» **Given information**:
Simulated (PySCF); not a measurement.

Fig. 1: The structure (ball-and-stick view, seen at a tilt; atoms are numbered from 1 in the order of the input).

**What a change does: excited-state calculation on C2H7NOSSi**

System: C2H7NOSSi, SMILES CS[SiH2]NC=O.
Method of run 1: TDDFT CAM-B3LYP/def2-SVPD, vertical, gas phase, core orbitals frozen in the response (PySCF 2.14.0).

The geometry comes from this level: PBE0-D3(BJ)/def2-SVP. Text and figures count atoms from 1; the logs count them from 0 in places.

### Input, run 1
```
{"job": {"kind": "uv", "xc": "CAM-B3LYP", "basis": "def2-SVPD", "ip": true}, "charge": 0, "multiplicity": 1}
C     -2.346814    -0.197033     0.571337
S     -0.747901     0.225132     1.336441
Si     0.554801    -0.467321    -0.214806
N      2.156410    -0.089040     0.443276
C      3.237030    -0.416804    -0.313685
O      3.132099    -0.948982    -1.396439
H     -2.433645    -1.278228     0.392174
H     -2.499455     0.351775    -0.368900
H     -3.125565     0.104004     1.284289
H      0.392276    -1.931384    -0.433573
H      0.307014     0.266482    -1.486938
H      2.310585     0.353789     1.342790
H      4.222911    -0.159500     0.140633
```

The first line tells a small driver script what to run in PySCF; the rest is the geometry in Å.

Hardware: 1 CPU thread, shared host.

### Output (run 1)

» **Activity**:
Reproduce exactly the lines that run from the start of the records to the line with "Hardware: 1 CPU thread, shared host.", both included.

» **Task response**:
Simulated (PySCF); not a measurement.

Fig. 1: The structure (ball-and-stick view, seen at a tilt; atoms are numbered from 1 in the order of the input).

**What a change does: excited-state calculation on C2H7NOSSi**

System: C2H7NOSSi, SMILES CS[SiH2]NC=O.
Method of run 1: TDDFT CAM-B3LYP/def2-SVPD, vertical, gas phase, core orbitals frozen in the response (PySCF 2.14.0).

The geometry comes from this level: PBE0-D3(BJ)/def2-SVP. Text and figures count atoms from 1; the logs count them from 0 in places.

### Input, run 1
```
{"job": {"kind": "uv", "xc": "CAM-B3LYP", "basis": "def2-SVPD", "ip": true}, "charge": 0, "multiplicity": 1}
C     -2.346814    -0.197033     0.571337
S     -0.747901     0.225132     1.336441
Si     0.554801    -0.467321    -0.214806
N      2.156410    -0.089040     0.443276
C      3.237030    -0.416804    -0.313685
O      3.132099    -0.948982    -1.396439
H     -2.433645    -1.278228     0.392174
H     -2.499455     0.351775    -0.368900
H     -3.125565     0.104004     1.284289
H      0.392276    -1.931384    -0.433573
H      0.307014     0.266482    -1.486938
H      2.310585     0.353789     1.342790
H      4.222911    -0.159500     0.140633
```

The first line tells a small driver script what to run in PySCF; the rest is the geometry in Å.

Hardware: 1 CPU thread, shared host.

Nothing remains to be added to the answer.